┌──
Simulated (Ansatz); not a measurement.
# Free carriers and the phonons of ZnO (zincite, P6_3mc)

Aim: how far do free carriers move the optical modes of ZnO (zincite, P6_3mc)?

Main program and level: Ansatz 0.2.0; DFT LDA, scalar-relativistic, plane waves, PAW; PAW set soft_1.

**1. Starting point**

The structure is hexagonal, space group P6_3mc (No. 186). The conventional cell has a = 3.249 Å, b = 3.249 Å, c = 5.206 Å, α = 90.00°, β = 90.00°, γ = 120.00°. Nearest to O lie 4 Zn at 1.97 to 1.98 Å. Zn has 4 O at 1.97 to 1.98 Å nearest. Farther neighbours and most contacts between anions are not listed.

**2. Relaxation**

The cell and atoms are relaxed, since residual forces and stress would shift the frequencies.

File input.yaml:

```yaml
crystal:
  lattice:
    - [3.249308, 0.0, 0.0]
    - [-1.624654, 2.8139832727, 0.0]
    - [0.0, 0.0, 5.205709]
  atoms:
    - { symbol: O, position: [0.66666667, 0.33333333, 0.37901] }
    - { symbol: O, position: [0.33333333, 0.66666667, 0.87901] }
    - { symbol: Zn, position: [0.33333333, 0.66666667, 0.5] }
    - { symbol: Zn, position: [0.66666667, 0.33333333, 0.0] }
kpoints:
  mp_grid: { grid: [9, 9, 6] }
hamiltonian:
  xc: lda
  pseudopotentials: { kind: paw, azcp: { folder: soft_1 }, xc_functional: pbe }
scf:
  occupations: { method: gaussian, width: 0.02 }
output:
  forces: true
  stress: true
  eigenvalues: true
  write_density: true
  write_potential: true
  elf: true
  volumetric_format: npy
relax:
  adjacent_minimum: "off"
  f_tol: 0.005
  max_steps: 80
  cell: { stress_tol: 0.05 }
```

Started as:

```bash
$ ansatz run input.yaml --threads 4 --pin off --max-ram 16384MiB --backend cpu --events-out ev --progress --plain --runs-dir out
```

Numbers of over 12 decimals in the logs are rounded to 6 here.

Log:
└──

_Assigned task_
Starting at the first line of the listing, retype every line up to and including the one with "The structure is".

_Worked solution_
Simulated (Ansatz); not a measurement.
# Free carriers and the phonons of ZnO (zincite, P6_3mc)

Aim: how far do free carriers move the optical modes of ZnO (zincite, P6_3mc)?

Main program and level: Ansatz 0.2.0; DFT LDA, scalar-relativistic, plane waves, PAW; PAW set soft_1.

**1. Starting point**

The structure is hexagonal, space group P6_3mc (No. 186). The conventional cell has a = 3.249 Å, b = 3.249 Å, c = 5.206 Å, α = 90.00°, β = 90.00°, γ = 120.00°. Nearest to O lie 4 Zn at 1.97 to 1.98 Å. Zn has 4 O at 1.97 to 1.98 Å nearest. Farther neighbours and most contacts between anions are not listed.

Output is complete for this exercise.